• Recorded information:
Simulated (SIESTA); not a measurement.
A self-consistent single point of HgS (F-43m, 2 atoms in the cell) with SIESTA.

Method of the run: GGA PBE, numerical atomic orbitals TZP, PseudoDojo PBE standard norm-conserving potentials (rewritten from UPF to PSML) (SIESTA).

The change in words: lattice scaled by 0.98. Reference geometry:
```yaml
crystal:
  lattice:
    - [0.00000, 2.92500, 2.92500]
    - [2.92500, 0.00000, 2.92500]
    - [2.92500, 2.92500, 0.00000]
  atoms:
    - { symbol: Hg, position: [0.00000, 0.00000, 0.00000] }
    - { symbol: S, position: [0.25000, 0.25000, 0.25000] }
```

• Assigned task:
Every record above has to appear again, word for word.

• Expected answer:
Simulated (SIESTA); not a measurement.
A self-consistent single point of HgS (F-43m, 2 atoms in the cell) with SIESTA.

Method of the run: GGA PBE, numerical atomic orbitals TZP, PseudoDojo PBE standard norm-conserving potentials (rewritten from UPF to PSML) (SIESTA).

The change in words: lattice scaled by 0.98. Reference geometry:
```yaml
crystal:
  lattice:
    - [0.00000, 2.92500, 2.92500]
    - [2.92500, 0.00000, 2.92500]
    - [2.92500, 2.92500, 0.00000]
  atoms:
    - { symbol: Hg, position: [0.00000, 0.00000, 0.00000] }
    - { symbol: S, position: [0.25000, 0.25000, 0.25000] }
```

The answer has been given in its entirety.